--- Information provided Enclosed Below ---
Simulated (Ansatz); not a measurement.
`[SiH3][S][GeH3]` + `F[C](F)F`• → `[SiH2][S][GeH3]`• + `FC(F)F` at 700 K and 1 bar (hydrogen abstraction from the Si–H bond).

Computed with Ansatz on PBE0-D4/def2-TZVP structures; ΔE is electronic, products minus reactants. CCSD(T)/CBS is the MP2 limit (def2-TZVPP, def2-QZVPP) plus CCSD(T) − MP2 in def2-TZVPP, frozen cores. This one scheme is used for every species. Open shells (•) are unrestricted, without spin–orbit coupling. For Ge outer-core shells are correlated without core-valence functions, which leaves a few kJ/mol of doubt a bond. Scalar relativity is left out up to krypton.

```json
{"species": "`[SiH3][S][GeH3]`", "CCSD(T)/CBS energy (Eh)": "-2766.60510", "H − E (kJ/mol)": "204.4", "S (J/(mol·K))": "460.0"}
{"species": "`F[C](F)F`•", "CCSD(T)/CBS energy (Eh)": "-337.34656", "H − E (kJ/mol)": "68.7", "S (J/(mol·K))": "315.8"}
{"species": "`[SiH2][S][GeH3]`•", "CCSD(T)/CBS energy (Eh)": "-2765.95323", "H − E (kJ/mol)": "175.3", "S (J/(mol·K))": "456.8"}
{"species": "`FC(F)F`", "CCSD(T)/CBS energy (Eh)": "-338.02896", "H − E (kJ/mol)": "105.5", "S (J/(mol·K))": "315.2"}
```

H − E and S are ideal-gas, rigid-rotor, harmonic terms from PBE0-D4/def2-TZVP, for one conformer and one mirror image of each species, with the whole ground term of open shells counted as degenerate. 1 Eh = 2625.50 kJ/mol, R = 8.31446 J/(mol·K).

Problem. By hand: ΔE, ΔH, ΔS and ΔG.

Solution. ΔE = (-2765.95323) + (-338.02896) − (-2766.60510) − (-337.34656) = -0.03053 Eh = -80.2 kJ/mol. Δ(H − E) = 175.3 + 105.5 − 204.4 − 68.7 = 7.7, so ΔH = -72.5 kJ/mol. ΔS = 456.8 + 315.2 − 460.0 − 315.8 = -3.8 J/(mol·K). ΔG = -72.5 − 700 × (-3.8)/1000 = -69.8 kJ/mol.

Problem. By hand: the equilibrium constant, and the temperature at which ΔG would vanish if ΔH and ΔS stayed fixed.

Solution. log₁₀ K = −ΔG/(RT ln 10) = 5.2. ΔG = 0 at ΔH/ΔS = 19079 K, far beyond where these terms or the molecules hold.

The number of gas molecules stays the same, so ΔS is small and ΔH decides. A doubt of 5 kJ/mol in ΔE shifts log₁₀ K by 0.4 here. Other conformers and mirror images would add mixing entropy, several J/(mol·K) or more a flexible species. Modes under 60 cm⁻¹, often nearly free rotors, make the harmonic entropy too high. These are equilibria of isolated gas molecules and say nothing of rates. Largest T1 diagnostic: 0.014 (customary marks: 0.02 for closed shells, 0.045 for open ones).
--- End of Enclosed Information provided ---

• [Required action]:
Retype exactly, and only, the lines above from the one where "Problem. By hand: the" occurs up to and including the one where "Solution. log₁₀ K" occurs.

• [Response box]:
Problem. By hand: the equilibrium constant, and the temperature at which ΔG would vanish if ΔH and ΔS stayed fixed.

Solution. log₁₀ K = −ΔG/(RT ln 10) = 5.2. ΔG = 0 at ΔH/ΔS = 19079 K, far beyond where these terms or the molecules hold.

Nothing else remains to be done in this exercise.